[Material provided Boundary: Start]

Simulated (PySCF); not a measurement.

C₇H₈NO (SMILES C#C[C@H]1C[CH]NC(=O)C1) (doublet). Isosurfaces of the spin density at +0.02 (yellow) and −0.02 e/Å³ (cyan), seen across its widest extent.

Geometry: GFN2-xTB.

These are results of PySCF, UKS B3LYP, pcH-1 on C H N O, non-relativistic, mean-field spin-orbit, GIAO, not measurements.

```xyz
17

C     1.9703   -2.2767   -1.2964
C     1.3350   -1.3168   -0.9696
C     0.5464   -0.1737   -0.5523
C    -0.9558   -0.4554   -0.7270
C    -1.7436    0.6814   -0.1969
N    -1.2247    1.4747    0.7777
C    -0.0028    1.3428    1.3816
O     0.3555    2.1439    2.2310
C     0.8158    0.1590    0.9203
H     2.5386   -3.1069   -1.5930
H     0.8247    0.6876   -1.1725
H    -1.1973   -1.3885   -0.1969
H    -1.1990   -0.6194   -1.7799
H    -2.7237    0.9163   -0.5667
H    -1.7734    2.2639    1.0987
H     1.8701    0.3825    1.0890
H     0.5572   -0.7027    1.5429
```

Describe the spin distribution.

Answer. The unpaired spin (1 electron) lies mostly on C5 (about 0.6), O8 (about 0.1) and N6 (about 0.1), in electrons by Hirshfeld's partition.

[Material provided Boundary: End]

**Exercise**. Please give again the lines above between the line holding "Geometry: GFN2-xTB." and the line holding "Describe the spin distribution.", inclusive, exactly as they are and with nothing added.

**Exercise solution**.
Geometry: GFN2-xTB.

These are results of PySCF, UKS B3LYP, pcH-1 on C H N O, non-relativistic, mean-field spin-orbit, GIAO, not measurements.

```xyz
17

C     1.9703   -2.2767   -1.2964
C     1.3350   -1.3168   -0.9696
C     0.5464   -0.1737   -0.5523
C    -0.9558   -0.4554   -0.7270
C    -1.7436    0.6814   -0.1969
N    -1.2247    1.4747    0.7777
C    -0.0028    1.3428    1.3816
O     0.3555    2.1439    2.2310
C     0.8158    0.1590    0.9203
H     2.5386   -3.1069   -1.5930
H     0.8247    0.6876   -1.1725
H    -1.1973   -1.3885   -0.1969
H    -1.1990   -0.6194   -1.7799
H    -2.7237    0.9163   -0.5667
H    -1.7734    2.2639    1.0987
H     1.8701    0.3825    1.0890
H     0.5572   -0.7027    1.5429
```

Describe the spin distribution.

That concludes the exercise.